- _ACTIVITY_
Would you return every entry, exactly as it is written?

- _STORED DATA_

■ ■ ■ ■ ■

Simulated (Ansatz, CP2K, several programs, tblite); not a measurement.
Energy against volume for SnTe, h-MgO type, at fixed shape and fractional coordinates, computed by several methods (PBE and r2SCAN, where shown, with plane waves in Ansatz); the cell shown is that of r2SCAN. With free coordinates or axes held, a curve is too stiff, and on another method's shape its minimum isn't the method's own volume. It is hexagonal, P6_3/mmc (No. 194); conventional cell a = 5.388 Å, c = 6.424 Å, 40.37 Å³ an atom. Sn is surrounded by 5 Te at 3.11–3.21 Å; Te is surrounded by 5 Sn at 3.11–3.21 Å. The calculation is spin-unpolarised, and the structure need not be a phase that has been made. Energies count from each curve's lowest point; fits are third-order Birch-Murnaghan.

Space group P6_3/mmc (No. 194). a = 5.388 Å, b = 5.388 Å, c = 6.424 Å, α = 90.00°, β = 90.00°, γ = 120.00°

■ ■ ■ ■ ■

- _TASK RESPONSE_
Simulated (Ansatz, CP2K, several programs, tblite); not a measurement.
Energy against volume for SnTe, h-MgO type, at fixed shape and fractional coordinates, computed by several methods (PBE and r2SCAN, where shown, with plane waves in Ansatz); the cell shown is that of r2SCAN. With free coordinates or axes held, a curve is too stiff, and on another method's shape its minimum isn't the method's own volume. It is hexagonal, P6_3/mmc (No. 194); conventional cell a = 5.388 Å, c = 6.424 Å, 40.37 Å³ an atom. Sn is surrounded by 5 Te at 3.11–3.21 Å; Te is surrounded by 5 Sn at 3.11–3.21 Å. The calculation is spin-unpolarised, and the structure need not be a phase that has been made. Energies count from each curve's lowest point; fits are third-order Birch-Murnaghan.

Space group P6_3/mmc (No. 194). a = 5.388 Å, b = 5.388 Å, c = 6.424 Å, α = 90.00°, β = 90.00°, γ = 120.00°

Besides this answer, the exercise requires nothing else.